Task item. The data should be duplicated exactly, with every word kept as it is.

Data for analysis.
##############################

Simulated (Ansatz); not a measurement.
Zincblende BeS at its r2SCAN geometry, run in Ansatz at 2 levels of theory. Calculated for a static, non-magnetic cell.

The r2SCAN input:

##############################

Task output.
Simulated (Ansatz); not a measurement.
Zincblende BeS at its r2SCAN geometry, run in Ansatz at 2 levels of theory. Calculated for a static, non-magnetic cell.

The r2SCAN input:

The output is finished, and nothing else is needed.